■ **WORK TASK**:
Every entry must be given again exactly as it is written.

■ **AVAILABLE DATA**:
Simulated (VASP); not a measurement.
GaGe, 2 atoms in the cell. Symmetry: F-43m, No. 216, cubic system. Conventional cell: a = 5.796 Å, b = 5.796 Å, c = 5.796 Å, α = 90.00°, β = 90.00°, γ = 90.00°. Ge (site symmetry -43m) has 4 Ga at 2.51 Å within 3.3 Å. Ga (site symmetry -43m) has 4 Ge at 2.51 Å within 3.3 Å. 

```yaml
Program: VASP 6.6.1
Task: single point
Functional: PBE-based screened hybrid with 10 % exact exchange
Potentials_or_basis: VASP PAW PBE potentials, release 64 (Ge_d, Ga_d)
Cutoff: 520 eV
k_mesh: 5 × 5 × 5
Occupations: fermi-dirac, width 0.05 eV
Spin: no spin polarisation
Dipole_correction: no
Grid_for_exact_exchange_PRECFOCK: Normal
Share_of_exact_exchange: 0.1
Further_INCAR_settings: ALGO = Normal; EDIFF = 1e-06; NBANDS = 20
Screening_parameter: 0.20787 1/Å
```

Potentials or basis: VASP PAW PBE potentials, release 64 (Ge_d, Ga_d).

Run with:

■ **EXERCISE RESPONSE**:
Simulated (VASP); not a measurement.
GaGe, 2 atoms in the cell. Symmetry: F-43m, No. 216, cubic system. Conventional cell: a = 5.796 Å, b = 5.796 Å, c = 5.796 Å, α = 90.00°, β = 90.00°, γ = 90.00°. Ge (site symmetry -43m) has 4 Ga at 2.51 Å within 3.3 Å. Ga (site symmetry -43m) has 4 Ge at 2.51 Å within 3.3 Å. 

```yaml
Program: VASP 6.6.1
Task: single point
Functional: PBE-based screened hybrid with 10 % exact exchange
Potentials_or_basis: VASP PAW PBE potentials, release 64 (Ge_d, Ga_d)
Cutoff: 520 eV
k_mesh: 5 × 5 × 5
Occupations: fermi-dirac, width 0.05 eV
Spin: no spin polarisation
Dipole_correction: no
Grid_for_exact_exchange_PRECFOCK: Normal
Share_of_exact_exchange: 0.1
Further_INCAR_settings: ALGO = Normal; EDIFF = 1e-06; NBANDS = 20
Screening_parameter: 0.20787 1/Å
```

Potentials or basis: VASP PAW PBE potentials, release 64 (Ge_d, Ga_d).

Run with:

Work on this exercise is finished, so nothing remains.